> _Work item_: Could you print the data that follows exactly as given?

[[ Entries provided open ]]

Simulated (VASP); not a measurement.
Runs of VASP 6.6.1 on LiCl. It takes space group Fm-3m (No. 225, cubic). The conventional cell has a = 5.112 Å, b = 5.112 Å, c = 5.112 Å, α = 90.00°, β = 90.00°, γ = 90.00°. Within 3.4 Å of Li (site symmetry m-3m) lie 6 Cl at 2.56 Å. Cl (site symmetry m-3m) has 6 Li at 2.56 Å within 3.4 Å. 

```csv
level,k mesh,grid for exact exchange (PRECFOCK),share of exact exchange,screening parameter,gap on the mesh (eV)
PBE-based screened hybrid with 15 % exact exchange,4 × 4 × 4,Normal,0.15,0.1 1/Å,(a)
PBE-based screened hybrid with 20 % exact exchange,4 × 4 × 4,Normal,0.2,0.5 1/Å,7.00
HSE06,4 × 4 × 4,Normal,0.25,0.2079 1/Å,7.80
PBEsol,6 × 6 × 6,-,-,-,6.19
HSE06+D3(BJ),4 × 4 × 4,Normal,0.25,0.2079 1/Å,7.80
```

[[ Entries provided closed ]]

> _Response box_:
Simulated (VASP); not a measurement.
Runs of VASP 6.6.1 on LiCl. It takes space group Fm-3m (No. 225, cubic). The conventional cell has a = 5.112 Å, b = 5.112 Å, c = 5.112 Å, α = 90.00°, β = 90.00°, γ = 90.00°. Within 3.4 Å of Li (site symmetry m-3m) lie 6 Cl at 2.56 Å. Cl (site symmetry m-3m) has 6 Li at 2.56 Å within 3.4 Å. 

```csv
level,k mesh,grid for exact exchange (PRECFOCK),share of exact exchange,screening parameter,gap on the mesh (eV)
PBE-based screened hybrid with 15 % exact exchange,4 × 4 × 4,Normal,0.15,0.1 1/Å,(a)
PBE-based screened hybrid with 20 % exact exchange,4 × 4 × 4,Normal,0.2,0.5 1/Å,7.00
HSE06,4 × 4 × 4,Normal,0.25,0.2079 1/Å,7.80
PBEsol,6 × 6 × 6,-,-,-,6.19
HSE06+D3(BJ),4 × 4 × 4,Normal,0.25,0.2079 1/Å,7.80
```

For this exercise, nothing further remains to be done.